*Work instruction:* Your output should be the lines from the start of the data through the line containing "Level of theory: PBE0/pcSseg-1, SCF", exactly and nothing more.

+===+
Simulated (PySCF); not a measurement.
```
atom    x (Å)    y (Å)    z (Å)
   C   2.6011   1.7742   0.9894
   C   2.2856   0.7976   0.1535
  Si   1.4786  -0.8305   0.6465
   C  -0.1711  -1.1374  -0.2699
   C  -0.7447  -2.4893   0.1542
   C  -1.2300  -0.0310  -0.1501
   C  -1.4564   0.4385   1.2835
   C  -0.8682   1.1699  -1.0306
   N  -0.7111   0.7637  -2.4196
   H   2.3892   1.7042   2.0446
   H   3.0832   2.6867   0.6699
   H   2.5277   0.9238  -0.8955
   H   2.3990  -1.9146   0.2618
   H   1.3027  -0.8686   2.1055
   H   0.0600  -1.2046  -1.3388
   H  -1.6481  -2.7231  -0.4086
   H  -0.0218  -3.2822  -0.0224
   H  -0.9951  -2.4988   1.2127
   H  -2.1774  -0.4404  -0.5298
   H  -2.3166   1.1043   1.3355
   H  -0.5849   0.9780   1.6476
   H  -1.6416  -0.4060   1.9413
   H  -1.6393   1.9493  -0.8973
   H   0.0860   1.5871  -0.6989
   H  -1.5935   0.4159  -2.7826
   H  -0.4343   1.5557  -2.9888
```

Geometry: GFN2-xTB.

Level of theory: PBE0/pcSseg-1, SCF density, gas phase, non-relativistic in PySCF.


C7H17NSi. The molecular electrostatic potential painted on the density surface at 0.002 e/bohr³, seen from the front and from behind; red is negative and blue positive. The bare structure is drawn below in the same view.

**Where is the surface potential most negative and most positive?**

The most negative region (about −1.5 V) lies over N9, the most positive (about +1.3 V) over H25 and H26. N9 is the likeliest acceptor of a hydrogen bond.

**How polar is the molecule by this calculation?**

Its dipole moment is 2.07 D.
+===+

*Answer area:*
Simulated (PySCF); not a measurement.
```
atom    x (Å)    y (Å)    z (Å)
   C   2.6011   1.7742   0.9894
   C   2.2856   0.7976   0.1535
  Si   1.4786  -0.8305   0.6465
   C  -0.1711  -1.1374  -0.2699
   C  -0.7447  -2.4893   0.1542
   C  -1.2300  -0.0310  -0.1501
   C  -1.4564   0.4385   1.2835
   C  -0.8682   1.1699  -1.0306
   N  -0.7111   0.7637  -2.4196
   H   2.3892   1.7042   2.0446
   H   3.0832   2.6867   0.6699
   H   2.5277   0.9238  -0.8955
   H   2.3990  -1.9146   0.2618
   H   1.3027  -0.8686   2.1055
   H   0.0600  -1.2046  -1.3388
   H  -1.6481  -2.7231  -0.4086
   H  -0.0218  -3.2822  -0.0224
   H  -0.9951  -2.4988   1.2127
   H  -2.1774  -0.4404  -0.5298
   H  -2.3166   1.1043   1.3355
   H  -0.5849   0.9780   1.6476
   H  -1.6416  -0.4060   1.9413
   H  -1.6393   1.9493  -0.8973
   H   0.0860   1.5871  -0.6989
   H  -1.5935   0.4159  -2.7826
   H  -0.4343   1.5557  -2.9888
```

Geometry: GFN2-xTB.

Level of theory: PBE0/pcSseg-1, SCF density, gas phase, non-relativistic in PySCF.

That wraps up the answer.